**WORK TASK**
From first line to last, the records below are to be duplicated exactly.

**DATA TO EXAMINE**
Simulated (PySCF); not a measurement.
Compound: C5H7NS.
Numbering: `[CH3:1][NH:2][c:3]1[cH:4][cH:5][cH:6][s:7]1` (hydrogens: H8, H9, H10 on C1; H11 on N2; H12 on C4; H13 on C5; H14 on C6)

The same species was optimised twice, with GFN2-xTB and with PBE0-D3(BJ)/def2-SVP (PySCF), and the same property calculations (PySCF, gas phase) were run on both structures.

**EXERCISE SOLUTION**
Simulated (PySCF); not a measurement.
Compound: C5H7NS.
Numbering: `[CH3:1][NH:2][c:3]1[cH:4][cH:5][cH:6][s:7]1` (hydrogens: H8, H9, H10 on C1; H11 on N2; H12 on C4; H13 on C5; H14 on C6)

The same species was optimised twice, with GFN2-xTB and with PBE0-D3(BJ)/def2-SVP (PySCF), and the same property calculations (PySCF, gas phase) were run on both structures.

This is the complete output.